--- START ---

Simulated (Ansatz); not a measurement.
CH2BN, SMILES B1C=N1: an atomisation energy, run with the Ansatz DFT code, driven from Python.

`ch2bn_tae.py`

--- END ---

» **Work request**
Reproduce each entry above without a single difference.

» **Written answer**
Simulated (Ansatz); not a measurement.
CH2BN, SMILES B1C=N1: an atomisation energy, run with the Ansatz DFT code, driven from Python.

`ch2bn_tae.py`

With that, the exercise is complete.